Work order ▸
Return exactly the listing's lines, from its first line to the line holding "0.0 | +0.22 |", ends included.

Data excerpts ▸
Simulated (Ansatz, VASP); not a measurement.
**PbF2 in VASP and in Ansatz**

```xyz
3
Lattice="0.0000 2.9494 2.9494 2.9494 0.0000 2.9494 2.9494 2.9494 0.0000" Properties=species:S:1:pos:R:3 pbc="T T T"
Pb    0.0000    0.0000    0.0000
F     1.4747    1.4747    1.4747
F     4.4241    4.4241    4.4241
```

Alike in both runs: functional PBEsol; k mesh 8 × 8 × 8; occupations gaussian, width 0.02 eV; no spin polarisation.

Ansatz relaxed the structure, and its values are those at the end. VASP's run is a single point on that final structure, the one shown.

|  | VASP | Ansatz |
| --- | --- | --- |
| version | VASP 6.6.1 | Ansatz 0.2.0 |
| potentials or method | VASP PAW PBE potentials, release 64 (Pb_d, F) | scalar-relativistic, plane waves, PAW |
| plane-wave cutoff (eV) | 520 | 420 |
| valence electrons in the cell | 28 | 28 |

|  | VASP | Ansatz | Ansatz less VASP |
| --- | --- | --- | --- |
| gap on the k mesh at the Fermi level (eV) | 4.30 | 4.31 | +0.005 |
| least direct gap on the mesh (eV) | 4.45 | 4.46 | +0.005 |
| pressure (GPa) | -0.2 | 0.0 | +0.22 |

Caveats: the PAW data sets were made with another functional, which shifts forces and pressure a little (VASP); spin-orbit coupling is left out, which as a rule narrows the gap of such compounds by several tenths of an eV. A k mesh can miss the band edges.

Your solution ▸
Simulated (Ansatz, VASP); not a measurement.
**PbF2 in VASP and in Ansatz**

```xyz
3
Lattice="0.0000 2.9494 2.9494 2.9494 0.0000 2.9494 2.9494 2.9494 0.0000" Properties=species:S:1:pos:R:3 pbc="T T T"
Pb    0.0000    0.0000    0.0000
F     1.4747    1.4747    1.4747
F     4.4241    4.4241    4.4241
```

Alike in both runs: functional PBEsol; k mesh 8 × 8 × 8; occupations gaussian, width 0.02 eV; no spin polarisation.

Ansatz relaxed the structure, and its values are those at the end. VASP's run is a single point on that final structure, the one shown.

|  | VASP | Ansatz |
| --- | --- | --- |
| version | VASP 6.6.1 | Ansatz 0.2.0 |
| potentials or method | VASP PAW PBE potentials, release 64 (Pb_d, F) | scalar-relativistic, plane waves, PAW |
| plane-wave cutoff (eV) | 520 | 420 |
| valence electrons in the cell | 28 | 28 |

|  | VASP | Ansatz | Ansatz less VASP |
| --- | --- | --- | --- |
| gap on the k mesh at the Fermi level (eV) | 4.30 | 4.31 | +0.005 |
| least direct gap on the mesh (eV) | 4.45 | 4.46 | +0.005 |
| pressure (GPa) | -0.2 | 0.0 | +0.22 |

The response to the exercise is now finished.